------------------------------------------------------------
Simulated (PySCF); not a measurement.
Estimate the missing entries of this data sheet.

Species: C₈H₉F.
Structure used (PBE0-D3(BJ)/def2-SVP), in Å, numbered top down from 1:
------------------------------------------------------------

(Required action) Beginning at the opening line of the data, transcribe each line exactly until you reach the line with "Species: C₈H₉F.", which you also include, and go no further.

(Answer area)
Simulated (PySCF); not a measurement.
Estimate the missing entries of this data sheet.

Species: C₈H₉F.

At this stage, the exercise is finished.